Action item:
Reproduce, from the lines below, exactly the stretch that begins at the line containing "The picture shows: SnB" and ends at the line containing "What do the ELF domains correspond to?", both included.

Top of Dataset

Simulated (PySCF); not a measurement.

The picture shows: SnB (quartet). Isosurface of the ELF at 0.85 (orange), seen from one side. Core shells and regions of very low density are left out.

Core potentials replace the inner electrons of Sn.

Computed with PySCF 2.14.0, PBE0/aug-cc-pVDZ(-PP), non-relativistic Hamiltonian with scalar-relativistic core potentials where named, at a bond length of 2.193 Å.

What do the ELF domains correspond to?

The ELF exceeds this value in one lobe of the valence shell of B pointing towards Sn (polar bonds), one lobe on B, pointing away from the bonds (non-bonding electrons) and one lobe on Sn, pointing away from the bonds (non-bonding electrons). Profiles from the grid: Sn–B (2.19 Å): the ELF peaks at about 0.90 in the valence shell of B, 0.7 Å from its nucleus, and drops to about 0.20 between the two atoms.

Bottom of Dataset

Task solution:
The picture shows: SnB (quartet). Isosurface of the ELF at 0.85 (orange), seen from one side. Core shells and regions of very low density are left out.

Core potentials replace the inner electrons of Sn.

Computed with PySCF 2.14.0, PBE0/aug-cc-pVDZ(-PP), non-relativistic Hamiltonian with scalar-relativistic core potentials where named, at a bond length of 2.193 Å.

What do the ELF domains correspond to?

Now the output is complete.